When you reach the line containing "spin polarisation |", include it and stop; until then, return each line of the material exactly, starting with the first.

** Information follows **
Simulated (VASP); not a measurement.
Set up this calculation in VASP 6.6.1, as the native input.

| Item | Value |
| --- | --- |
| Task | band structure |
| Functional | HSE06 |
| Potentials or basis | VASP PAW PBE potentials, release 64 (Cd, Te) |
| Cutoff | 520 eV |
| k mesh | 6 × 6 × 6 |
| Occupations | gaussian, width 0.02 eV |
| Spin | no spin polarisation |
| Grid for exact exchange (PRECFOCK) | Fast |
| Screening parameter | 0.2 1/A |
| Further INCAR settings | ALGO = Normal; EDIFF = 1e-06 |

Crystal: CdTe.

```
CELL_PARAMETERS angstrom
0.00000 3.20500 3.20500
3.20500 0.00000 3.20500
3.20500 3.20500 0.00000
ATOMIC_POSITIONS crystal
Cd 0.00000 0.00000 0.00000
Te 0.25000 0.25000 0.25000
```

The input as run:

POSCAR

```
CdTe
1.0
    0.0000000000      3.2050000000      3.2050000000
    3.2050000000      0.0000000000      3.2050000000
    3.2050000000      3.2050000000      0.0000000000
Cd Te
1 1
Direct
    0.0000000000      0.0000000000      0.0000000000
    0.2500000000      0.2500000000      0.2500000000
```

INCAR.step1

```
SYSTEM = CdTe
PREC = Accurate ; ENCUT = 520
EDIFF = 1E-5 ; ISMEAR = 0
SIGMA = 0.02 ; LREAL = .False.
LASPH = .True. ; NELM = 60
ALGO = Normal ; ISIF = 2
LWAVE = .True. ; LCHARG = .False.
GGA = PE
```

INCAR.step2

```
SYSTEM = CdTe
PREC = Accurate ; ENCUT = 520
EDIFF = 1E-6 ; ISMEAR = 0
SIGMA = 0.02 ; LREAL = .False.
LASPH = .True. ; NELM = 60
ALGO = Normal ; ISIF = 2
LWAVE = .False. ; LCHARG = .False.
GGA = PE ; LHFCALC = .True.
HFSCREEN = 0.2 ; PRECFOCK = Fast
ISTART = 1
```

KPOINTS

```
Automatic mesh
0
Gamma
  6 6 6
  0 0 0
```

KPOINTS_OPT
** End of Information **

**Your response**.
Simulated (VASP); not a measurement.
Set up this calculation in VASP 6.6.1, as the native input.

| Item | Value |
| --- | --- |
| Task | band structure |
| Functional | HSE06 |
| Potentials or basis | VASP PAW PBE potentials, release 64 (Cd, Te) |
| Cutoff | 520 eV |
| k mesh | 6 × 6 × 6 |
| Occupations | gaussian, width 0.02 eV |
| Spin | no spin polarisation |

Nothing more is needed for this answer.